Data shown
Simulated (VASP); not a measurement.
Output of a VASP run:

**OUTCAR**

Work task
Write out every record exactly as it appears above.

Written reply
Simulated (VASP); not a measurement.
Output of a VASP run:

**OUTCAR**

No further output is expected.